### WORK INSTRUCTION
From the first line of the records through the line containing "density cutoff ratio: 4", retype every line exactly and nothing else.

### DATA SECTION
*-*-*

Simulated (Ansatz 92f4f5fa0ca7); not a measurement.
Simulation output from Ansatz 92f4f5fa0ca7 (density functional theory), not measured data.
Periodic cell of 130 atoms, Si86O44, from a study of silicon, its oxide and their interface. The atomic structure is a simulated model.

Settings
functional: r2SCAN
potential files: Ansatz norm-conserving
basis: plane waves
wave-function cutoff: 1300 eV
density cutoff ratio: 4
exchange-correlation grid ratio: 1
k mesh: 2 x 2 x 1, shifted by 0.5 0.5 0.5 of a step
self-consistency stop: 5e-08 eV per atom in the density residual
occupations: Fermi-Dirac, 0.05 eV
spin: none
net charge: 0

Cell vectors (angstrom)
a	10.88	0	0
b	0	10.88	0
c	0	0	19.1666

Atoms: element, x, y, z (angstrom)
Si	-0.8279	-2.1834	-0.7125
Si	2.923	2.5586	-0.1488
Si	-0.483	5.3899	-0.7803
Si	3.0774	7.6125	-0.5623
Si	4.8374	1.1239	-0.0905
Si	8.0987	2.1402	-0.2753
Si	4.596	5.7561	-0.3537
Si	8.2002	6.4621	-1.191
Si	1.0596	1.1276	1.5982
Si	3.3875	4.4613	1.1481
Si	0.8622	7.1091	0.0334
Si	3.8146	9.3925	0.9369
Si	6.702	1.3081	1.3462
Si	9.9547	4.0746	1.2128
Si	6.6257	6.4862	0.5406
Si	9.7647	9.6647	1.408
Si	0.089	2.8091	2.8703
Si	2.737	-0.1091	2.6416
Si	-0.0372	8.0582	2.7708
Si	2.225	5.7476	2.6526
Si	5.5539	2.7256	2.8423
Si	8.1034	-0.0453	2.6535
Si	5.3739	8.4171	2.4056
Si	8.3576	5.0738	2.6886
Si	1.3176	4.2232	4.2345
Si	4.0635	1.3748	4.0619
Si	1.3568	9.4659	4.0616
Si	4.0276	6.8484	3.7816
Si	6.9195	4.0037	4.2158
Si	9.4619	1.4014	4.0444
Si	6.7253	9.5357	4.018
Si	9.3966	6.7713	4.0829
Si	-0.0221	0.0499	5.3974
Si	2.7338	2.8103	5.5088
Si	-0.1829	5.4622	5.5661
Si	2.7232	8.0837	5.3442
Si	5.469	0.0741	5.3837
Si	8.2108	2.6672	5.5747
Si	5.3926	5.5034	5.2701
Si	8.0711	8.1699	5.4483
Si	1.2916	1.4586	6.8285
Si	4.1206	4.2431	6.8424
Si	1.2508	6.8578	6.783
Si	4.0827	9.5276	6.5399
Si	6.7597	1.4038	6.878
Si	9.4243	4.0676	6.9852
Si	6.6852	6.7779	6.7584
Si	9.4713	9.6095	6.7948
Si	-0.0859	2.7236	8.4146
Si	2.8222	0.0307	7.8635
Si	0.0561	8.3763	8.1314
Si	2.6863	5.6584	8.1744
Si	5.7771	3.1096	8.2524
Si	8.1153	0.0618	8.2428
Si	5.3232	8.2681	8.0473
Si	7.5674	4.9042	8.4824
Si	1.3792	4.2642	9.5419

*-*-*

### ANSWER SECTION
Simulated (Ansatz 92f4f5fa0ca7); not a measurement.
Simulation output from Ansatz 92f4f5fa0ca7 (density functional theory), not measured data.
Periodic cell of 130 atoms, Si86O44, from a study of silicon, its oxide and their interface. The atomic structure is a simulated model.

Settings
functional: r2SCAN
potential files: Ansatz norm-conserving
basis: plane waves
wave-function cutoff: 1300 eV
density cutoff ratio: 4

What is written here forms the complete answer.